◆ Requirement
In the data below, one line contains "Program: Ansatz 0.2.0." and a later one contains "atoms relaxed, PAW**". Print both, with every line between them, exactly and alone.

◆ The data
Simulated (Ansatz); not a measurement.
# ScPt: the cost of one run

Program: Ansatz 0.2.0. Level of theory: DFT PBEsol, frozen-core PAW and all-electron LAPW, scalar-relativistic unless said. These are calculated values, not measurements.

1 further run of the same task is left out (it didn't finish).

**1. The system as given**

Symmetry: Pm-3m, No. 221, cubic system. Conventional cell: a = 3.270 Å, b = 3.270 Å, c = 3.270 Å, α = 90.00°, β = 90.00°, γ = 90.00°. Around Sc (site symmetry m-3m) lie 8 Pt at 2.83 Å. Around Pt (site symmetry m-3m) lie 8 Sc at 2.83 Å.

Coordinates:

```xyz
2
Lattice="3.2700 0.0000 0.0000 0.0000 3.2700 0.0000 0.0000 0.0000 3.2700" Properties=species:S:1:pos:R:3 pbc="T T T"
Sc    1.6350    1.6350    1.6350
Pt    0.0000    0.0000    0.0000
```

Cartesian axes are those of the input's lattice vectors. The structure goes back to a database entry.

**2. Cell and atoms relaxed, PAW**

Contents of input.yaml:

◆ Response box
Program: Ansatz 0.2.0. Level of theory: DFT PBEsol, frozen-core PAW and all-electron LAPW, scalar-relativistic unless said. These are calculated values, not measurements.

1 further run of the same task is left out (it didn't finish).

**1. The system as given**

Symmetry: Pm-3m, No. 221, cubic system. Conventional cell: a = 3.270 Å, b = 3.270 Å, c = 3.270 Å, α = 90.00°, β = 90.00°, γ = 90.00°. Around Sc (site symmetry m-3m) lie 8 Pt at 2.83 Å. Around Pt (site symmetry m-3m) lie 8 Sc at 2.83 Å.

Coordinates:

```xyz
2
Lattice="3.2700 0.0000 0.0000 0.0000 3.2700 0.0000 0.0000 0.0000 3.2700" Properties=species:S:1:pos:R:3 pbc="T T T"
Sc    1.6350    1.6350    1.6350
Pt    0.0000    0.0000    0.0000
```

Cartesian axes are those of the input's lattice vectors. The structure goes back to a database entry.

**2. Cell and atoms relaxed, PAW**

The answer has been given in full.